* **Requirement**
Of the entries below, restate word for word only the section that runs from the line with "Gaps are energies" to the line with "Q: PBE gives", counting both ends.

* **Dataset**
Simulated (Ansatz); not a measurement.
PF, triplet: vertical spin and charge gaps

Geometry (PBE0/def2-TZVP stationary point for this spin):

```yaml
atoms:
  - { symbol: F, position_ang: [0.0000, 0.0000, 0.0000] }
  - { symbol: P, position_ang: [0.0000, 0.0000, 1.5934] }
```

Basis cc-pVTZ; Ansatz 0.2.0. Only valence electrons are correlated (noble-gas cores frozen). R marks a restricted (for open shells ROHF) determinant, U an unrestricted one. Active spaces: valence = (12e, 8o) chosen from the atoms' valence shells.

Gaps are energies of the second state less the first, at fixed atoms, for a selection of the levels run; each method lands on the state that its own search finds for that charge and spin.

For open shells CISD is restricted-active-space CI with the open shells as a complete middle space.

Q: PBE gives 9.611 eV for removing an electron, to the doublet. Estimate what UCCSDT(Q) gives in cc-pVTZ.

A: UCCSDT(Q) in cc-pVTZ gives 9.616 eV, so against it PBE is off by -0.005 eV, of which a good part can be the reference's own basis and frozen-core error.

* **Worked solution**
Gaps are energies of the second state less the first, at fixed atoms, for a selection of the levels run; each method lands on the state that its own search finds for that charge and spin.

For open shells CISD is restricted-active-space CI with the open shells as a complete middle space.

Q: PBE gives 9.611 eV for removing an electron, to the doublet. Estimate what UCCSDT(Q) gives in cc-pVTZ.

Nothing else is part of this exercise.